Work item
In the entries that follow, find the line containing "Report form: the", then output exactly every line from the first through that one.

Data for analysis
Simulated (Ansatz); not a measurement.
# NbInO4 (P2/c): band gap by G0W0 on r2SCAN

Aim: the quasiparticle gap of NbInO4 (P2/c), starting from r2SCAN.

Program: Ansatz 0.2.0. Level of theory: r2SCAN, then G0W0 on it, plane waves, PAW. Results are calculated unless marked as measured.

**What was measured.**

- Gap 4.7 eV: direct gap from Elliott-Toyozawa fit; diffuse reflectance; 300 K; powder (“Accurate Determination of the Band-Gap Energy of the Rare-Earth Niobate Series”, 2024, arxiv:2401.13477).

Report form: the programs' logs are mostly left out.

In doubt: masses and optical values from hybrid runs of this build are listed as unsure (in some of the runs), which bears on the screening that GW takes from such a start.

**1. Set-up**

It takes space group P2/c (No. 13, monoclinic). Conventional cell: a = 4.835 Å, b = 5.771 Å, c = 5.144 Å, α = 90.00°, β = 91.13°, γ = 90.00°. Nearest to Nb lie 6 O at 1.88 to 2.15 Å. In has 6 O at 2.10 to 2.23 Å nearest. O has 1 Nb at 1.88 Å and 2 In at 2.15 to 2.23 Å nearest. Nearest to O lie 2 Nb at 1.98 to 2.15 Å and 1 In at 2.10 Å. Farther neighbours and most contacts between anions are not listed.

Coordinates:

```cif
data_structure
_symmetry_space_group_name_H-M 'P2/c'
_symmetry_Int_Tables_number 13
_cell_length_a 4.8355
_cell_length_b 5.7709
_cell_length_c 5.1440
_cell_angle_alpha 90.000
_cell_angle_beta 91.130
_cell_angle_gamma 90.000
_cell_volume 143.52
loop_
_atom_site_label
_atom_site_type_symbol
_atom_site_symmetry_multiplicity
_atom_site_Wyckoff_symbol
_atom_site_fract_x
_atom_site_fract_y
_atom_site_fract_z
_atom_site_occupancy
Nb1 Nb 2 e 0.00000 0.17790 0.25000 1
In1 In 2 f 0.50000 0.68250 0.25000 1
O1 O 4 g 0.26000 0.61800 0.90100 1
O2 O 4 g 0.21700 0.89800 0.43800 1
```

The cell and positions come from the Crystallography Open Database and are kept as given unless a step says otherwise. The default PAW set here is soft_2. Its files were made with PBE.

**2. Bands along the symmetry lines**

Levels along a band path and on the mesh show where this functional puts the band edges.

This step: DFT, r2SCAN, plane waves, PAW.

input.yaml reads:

Task solution
Simulated (Ansatz); not a measurement.
# NbInO4 (P2/c): band gap by G0W0 on r2SCAN

Aim: the quasiparticle gap of NbInO4 (P2/c), starting from r2SCAN.

Program: Ansatz 0.2.0. Level of theory: r2SCAN, then G0W0 on it, plane waves, PAW. Results are calculated unless marked as measured.

**What was measured.**

- Gap 4.7 eV: direct gap from Elliott-Toyozawa fit; diffuse reflectance; 300 K; powder (“Accurate Determination of the Band-Gap Energy of the Rare-Earth Niobate Series”, 2024, arxiv:2401.13477).

Report form: the programs' logs are mostly left out.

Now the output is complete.